### WORK INSTRUCTION
Reproduce the full set of records that follow, exactly as shown.

### DATA
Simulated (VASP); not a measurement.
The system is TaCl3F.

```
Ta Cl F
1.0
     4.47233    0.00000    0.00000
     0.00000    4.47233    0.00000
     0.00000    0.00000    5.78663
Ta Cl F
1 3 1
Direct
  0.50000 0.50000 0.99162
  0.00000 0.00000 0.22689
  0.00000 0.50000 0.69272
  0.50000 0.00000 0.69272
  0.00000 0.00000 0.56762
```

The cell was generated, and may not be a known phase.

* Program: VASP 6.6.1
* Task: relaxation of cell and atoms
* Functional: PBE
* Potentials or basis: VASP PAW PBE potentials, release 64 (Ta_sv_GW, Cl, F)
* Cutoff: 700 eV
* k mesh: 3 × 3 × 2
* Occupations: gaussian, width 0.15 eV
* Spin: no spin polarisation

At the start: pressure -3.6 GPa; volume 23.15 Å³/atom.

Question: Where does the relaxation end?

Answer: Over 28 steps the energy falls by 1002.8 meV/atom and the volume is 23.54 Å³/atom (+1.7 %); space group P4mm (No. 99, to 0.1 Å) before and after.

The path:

### TASK RESPONSE
Simulated (VASP); not a measurement.
The system is TaCl3F.

```
Ta Cl F
1.0
     4.47233    0.00000    0.00000
     0.00000    4.47233    0.00000
     0.00000    0.00000    5.78663
Ta Cl F
1 3 1
Direct
  0.50000 0.50000 0.99162
  0.00000 0.00000 0.22689
  0.00000 0.50000 0.69272
  0.50000 0.00000 0.69272
  0.00000 0.00000 0.56762
```

The cell was generated, and may not be a known phase.

* Program: VASP 6.6.1
* Task: relaxation of cell and atoms
* Functional: PBE
* Potentials or basis: VASP PAW PBE potentials, release 64 (Ta_sv_GW, Cl, F)
* Cutoff: 700 eV
* k mesh: 3 × 3 × 2
* Occupations: gaussian, width 0.15 eV
* Spin: no spin polarisation

At the start: pressure -3.6 GPa; volume 23.15 Å³/atom.

Question: Where does the relaxation end?

Answer: Over 28 steps the energy falls by 1002.8 meV/atom and the volume is 23.54 Å³/atom (+1.7 %); space group P4mm (No. 99, to 0.1 Å) before and after.

The path:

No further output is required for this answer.